- _Excerpted data_:
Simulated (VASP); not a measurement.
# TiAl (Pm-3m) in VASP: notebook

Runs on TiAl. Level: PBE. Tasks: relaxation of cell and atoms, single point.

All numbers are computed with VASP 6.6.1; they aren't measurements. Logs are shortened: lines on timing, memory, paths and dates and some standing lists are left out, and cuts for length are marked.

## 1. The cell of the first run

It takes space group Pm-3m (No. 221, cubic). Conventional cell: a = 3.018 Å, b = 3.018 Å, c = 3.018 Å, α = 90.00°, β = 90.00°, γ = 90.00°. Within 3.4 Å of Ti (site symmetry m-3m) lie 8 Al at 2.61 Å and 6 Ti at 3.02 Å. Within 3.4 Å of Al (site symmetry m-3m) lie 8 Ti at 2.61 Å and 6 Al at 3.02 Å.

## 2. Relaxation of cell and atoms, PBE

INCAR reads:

- _Work request_:
The listing above is to be written out again word for word.

- _Answer area_:
Simulated (VASP); not a measurement.
# TiAl (Pm-3m) in VASP: notebook

Runs on TiAl. Level: PBE. Tasks: relaxation of cell and atoms, single point.

All numbers are computed with VASP 6.6.1; they aren't measurements. Logs are shortened: lines on timing, memory, paths and dates and some standing lists are left out, and cuts for length are marked.

## 1. The cell of the first run

It takes space group Pm-3m (No. 221, cubic). Conventional cell: a = 3.018 Å, b = 3.018 Å, c = 3.018 Å, α = 90.00°, β = 90.00°, γ = 90.00°. Within 3.4 Å of Ti (site symmetry m-3m) lie 8 Al at 2.61 Å and 6 Ti at 3.02 Å. Within 3.4 Å of Al (site symmetry m-3m) lie 8 Ti at 2.61 Å and 6 Al at 3.02 Å.

## 2. Relaxation of cell and atoms, PBE

INCAR reads:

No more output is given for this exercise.